From the first line to the last, return the data exactly as it stands.

──────────────────────────────
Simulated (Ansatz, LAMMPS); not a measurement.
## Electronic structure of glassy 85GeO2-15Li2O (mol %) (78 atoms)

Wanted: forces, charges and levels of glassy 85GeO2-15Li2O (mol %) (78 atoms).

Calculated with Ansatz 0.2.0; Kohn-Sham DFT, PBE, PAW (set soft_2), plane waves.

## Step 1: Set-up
──────────────────────────────

Your solution —
Simulated (Ansatz, LAMMPS); not a measurement.
## Electronic structure of glassy 85GeO2-15Li2O (mol %) (78 atoms)

Wanted: forces, charges and levels of glassy 85GeO2-15Li2O (mol %) (78 atoms).

Calculated with Ansatz 0.2.0; Kohn-Sham DFT, PBE, PAW (set soft_2), plane waves.

## Step 1: Set-up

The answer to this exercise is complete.